____________

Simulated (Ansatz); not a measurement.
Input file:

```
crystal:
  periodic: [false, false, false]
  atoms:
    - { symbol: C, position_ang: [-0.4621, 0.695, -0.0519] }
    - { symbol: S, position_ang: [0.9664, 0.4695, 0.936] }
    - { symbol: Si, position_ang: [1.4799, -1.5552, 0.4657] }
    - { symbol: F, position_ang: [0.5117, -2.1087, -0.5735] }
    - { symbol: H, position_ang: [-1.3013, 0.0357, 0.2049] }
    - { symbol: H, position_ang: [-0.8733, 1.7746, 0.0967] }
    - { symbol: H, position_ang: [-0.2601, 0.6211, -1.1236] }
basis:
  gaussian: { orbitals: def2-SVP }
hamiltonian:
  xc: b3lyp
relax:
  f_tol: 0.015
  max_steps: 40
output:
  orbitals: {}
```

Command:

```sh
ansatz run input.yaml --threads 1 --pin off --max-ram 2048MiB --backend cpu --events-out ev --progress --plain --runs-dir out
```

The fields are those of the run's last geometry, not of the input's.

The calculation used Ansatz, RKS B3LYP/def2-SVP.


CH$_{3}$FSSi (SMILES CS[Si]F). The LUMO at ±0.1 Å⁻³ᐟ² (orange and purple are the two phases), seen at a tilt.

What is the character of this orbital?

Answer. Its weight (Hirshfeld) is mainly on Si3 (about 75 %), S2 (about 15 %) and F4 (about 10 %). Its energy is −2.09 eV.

____________

What you give back should be exactly the lines of the data above from the line with "The fields are" through the line with "What is the character of this orbital?", both of those included, and nothing more.

The fields are those of the run's last geometry, not of the input's.

The calculation used Ansatz, RKS B3LYP/def2-SVP.


CH$_{3}$FSSi (SMILES CS[Si]F). The LUMO at ±0.1 Å⁻³ᐟ² (orange and purple are the two phases), seen at a tilt.

What is the character of this orbital?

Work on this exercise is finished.